** BRIEF **
Output exactly the lines that run from the top of the entries to the line holding "Q: What are ΔE, ΔH and ΔG of this step?", including both of those lines.

**** EXTRACTED INFORMATION ****

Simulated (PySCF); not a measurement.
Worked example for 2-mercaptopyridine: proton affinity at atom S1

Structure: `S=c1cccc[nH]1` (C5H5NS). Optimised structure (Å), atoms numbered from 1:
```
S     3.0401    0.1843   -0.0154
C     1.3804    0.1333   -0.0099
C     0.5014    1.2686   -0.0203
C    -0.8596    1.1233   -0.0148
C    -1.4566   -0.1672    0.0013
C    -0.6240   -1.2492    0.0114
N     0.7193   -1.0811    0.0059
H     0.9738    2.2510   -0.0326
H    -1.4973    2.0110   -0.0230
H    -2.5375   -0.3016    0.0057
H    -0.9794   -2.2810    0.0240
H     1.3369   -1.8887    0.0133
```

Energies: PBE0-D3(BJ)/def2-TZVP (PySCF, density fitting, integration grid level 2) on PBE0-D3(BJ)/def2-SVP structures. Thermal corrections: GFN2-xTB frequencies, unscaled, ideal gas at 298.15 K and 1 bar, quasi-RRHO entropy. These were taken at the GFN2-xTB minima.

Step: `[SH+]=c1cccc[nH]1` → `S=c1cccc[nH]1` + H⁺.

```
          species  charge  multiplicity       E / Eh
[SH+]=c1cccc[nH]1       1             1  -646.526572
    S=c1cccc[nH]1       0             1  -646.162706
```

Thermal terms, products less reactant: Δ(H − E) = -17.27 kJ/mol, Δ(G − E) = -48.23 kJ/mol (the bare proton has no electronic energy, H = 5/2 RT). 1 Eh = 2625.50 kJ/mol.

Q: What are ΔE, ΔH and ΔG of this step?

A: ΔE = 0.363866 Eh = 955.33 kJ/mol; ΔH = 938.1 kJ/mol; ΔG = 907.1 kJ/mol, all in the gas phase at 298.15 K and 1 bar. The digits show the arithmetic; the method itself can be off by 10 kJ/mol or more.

****

** PROBLEM SOLUTION **
Simulated (PySCF); not a measurement.
Worked example for 2-mercaptopyridine: proton affinity at atom S1

Structure: `S=c1cccc[nH]1` (C5H5NS). Optimised structure (Å), atoms numbered from 1:
```
S     3.0401    0.1843   -0.0154
C     1.3804    0.1333   -0.0099
C     0.5014    1.2686   -0.0203
C    -0.8596    1.1233   -0.0148
C    -1.4566   -0.1672    0.0013
C    -0.6240   -1.2492    0.0114
N     0.7193   -1.0811    0.0059
H     0.9738    2.2510   -0.0326
H    -1.4973    2.0110   -0.0230
H    -2.5375   -0.3016    0.0057
H    -0.9794   -2.2810    0.0240
H     1.3369   -1.8887    0.0133
```

Energies: PBE0-D3(BJ)/def2-TZVP (PySCF, density fitting, integration grid level 2) on PBE0-D3(BJ)/def2-SVP structures. Thermal corrections: GFN2-xTB frequencies, unscaled, ideal gas at 298.15 K and 1 bar, quasi-RRHO entropy. These were taken at the GFN2-xTB minima.

Step: `[SH+]=c1cccc[nH]1` → `S=c1cccc[nH]1` + H⁺.

```
          species  charge  multiplicity       E / Eh
[SH+]=c1cccc[nH]1       1             1  -646.526572
    S=c1cccc[nH]1       0             1  -646.162706
```

Thermal terms, products less reactant: Δ(H − E) = -17.27 kJ/mol, Δ(G − E) = -48.23 kJ/mol (the bare proton has no electronic energy, H = 5/2 RT). 1 Eh = 2625.50 kJ/mol.

Q: What are ΔE, ΔH and ΔG of this step?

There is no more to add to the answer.